### [Material provided]
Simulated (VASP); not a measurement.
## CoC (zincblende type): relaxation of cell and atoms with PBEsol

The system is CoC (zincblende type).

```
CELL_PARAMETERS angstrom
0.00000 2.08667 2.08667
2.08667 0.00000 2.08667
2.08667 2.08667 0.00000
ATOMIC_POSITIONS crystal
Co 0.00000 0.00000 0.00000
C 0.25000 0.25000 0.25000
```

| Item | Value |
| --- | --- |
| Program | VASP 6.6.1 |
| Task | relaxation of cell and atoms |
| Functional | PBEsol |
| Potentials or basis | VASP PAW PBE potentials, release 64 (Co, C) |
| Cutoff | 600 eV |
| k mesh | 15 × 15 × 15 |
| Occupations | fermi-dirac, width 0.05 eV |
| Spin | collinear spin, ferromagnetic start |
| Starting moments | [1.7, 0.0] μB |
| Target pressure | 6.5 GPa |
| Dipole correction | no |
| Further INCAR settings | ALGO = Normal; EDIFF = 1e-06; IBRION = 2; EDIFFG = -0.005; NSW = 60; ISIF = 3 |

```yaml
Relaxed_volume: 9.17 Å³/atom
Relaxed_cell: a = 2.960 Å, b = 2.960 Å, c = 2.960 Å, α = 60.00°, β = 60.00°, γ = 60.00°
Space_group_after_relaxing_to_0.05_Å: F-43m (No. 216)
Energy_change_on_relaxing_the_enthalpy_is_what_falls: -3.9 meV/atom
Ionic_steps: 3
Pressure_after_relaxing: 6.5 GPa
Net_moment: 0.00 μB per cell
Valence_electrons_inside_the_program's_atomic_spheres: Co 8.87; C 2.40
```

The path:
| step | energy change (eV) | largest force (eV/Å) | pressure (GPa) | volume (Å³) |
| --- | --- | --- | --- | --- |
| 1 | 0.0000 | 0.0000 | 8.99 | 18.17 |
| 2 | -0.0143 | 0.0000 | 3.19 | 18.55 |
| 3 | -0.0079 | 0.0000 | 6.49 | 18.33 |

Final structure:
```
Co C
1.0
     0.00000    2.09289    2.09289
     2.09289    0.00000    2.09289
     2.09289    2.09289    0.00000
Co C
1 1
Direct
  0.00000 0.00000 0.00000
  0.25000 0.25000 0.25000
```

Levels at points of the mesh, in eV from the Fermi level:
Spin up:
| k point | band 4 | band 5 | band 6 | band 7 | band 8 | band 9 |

### [Work item]
Please give again the lines above between the line holding "Functional | PBEsol |" and the line holding "ferromagnetic start |", inclusive, exactly as they are and with nothing added.

### [Written answer]
| Functional | PBEsol |
| Potentials or basis | VASP PAW PBE potentials, release 64 (Co, C) |
| Cutoff | 600 eV |
| k mesh | 15 × 15 × 15 |
| Occupations | fermi-dirac, width 0.05 eV |
| Spin | collinear spin, ferromagnetic start |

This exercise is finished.